▶ [ACTION ITEM]: Set down a precise copy of the whole listing.

===== PROVIDED RECORDS =====

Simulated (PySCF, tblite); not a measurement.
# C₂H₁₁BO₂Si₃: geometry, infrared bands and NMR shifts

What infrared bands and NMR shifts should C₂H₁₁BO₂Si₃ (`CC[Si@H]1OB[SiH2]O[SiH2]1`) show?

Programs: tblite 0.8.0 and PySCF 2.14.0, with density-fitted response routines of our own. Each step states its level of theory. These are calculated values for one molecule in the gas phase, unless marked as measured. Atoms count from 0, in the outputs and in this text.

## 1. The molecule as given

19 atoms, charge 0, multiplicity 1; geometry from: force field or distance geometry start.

=====

▶ [RESULT]:
Simulated (PySCF, tblite); not a measurement.
# C₂H₁₁BO₂Si₃: geometry, infrared bands and NMR shifts

What infrared bands and NMR shifts should C₂H₁₁BO₂Si₃ (`CC[Si@H]1OB[SiH2]O[SiH2]1`) show?

Programs: tblite 0.8.0 and PySCF 2.14.0, with density-fitted response routines of our own. Each step states its level of theory. These are calculated values for one molecule in the gas phase, unless marked as measured. Atoms count from 0, in the outputs and in this text.

## 1. The molecule as given

19 atoms, charge 0, multiplicity 1; geometry from: force field or distance geometry start.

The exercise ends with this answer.